**WORK TASK**.
Copy exactly the lines of the data below that run from the line holding "Task: What happens" through the line holding "Space group F-43m", both ends included.

=======
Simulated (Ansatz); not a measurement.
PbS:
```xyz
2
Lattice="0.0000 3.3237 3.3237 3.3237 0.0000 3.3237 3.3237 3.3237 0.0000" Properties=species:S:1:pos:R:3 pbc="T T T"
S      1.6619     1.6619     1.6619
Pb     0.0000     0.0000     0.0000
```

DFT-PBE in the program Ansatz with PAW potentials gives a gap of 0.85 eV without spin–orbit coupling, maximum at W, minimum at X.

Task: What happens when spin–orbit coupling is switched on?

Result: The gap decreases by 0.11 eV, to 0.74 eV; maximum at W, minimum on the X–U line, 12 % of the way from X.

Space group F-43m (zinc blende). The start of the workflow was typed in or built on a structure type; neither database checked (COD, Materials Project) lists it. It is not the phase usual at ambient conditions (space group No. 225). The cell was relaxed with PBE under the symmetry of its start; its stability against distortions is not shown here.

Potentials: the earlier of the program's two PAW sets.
=======

**TASK RESULT**.
Task: What happens when spin–orbit coupling is switched on?

Result: The gap decreases by 0.11 eV, to 0.74 eV; maximum at W, minimum on the X–U line, 12 % of the way from X.

Space group F-43m (zinc blende). The start of the workflow was typed in or built on a structure type; neither database checked (COD, Materials Project) lists it. It is not the phase usual at ambient conditions (space group No. 225). The cell was relaxed with PBE under the symmetry of its start; its stability against distortions is not shown here.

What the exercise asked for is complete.